--------------------

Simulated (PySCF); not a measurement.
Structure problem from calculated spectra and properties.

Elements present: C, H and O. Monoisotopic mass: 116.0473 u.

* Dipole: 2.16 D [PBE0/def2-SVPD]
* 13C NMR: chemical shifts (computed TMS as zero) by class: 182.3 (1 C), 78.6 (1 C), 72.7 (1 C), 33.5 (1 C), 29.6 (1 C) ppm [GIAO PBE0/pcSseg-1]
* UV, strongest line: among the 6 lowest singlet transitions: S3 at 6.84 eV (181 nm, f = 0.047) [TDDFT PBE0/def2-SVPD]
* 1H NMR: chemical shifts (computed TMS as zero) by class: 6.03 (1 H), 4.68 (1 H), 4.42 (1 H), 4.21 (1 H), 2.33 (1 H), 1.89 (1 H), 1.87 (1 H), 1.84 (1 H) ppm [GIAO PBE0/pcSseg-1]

--------------------

WORK ORDER: Please reproduce exactly the lines from the first one of the records above through the line containing "0.047) [TDDFT PBE0/def2-SVPD]", both included, and nothing else.

RESPONSE AREA:
Simulated (PySCF); not a measurement.
Structure problem from calculated spectra and properties.

Elements present: C, H and O. Monoisotopic mass: 116.0473 u.

* Dipole: 2.16 D [PBE0/def2-SVPD]
* 13C NMR: chemical shifts (computed TMS as zero) by class: 182.3 (1 C), 78.6 (1 C), 72.7 (1 C), 33.5 (1 C), 29.6 (1 C) ppm [GIAO PBE0/pcSseg-1]
* UV, strongest line: among the 6 lowest singlet transitions: S3 at 6.84 eV (181 nm, f = 0.047) [TDDFT PBE0/def2-SVPD]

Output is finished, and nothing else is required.